=== Required action ===
Starting at the top of the entries below, print each line exactly until the line with "These are results" has been printed too.

=== Provided information ===
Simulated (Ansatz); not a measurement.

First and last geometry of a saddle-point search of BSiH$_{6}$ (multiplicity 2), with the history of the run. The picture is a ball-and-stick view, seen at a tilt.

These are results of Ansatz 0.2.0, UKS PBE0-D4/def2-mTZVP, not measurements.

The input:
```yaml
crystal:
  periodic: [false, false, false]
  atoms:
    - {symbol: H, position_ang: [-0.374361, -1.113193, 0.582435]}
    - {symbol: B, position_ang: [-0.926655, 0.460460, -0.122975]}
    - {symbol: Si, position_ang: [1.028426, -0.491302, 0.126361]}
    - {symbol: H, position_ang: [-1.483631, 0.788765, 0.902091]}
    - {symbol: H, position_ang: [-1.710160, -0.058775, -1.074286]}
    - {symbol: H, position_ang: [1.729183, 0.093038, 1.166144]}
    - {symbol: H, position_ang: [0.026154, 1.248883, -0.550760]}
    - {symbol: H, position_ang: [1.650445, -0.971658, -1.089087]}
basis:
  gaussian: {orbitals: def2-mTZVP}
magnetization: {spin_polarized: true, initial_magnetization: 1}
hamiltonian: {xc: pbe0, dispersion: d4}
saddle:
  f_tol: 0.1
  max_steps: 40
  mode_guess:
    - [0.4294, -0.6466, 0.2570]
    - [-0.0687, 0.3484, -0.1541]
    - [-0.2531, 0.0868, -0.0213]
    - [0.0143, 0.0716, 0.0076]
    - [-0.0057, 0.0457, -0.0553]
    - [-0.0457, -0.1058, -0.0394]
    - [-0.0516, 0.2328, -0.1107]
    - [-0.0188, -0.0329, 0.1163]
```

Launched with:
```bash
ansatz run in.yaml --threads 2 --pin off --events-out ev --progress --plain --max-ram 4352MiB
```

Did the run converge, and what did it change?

=== Written answer ===
Simulated (Ansatz); not a measurement.

First and last geometry of a saddle-point search of BSiH$_{6}$ (multiplicity 2), with the history of the run. The picture is a ball-and-stick view, seen at a tilt.

These are results of Ansatz 0.2.0, UKS PBE0-D4/def2-mTZVP, not measurements.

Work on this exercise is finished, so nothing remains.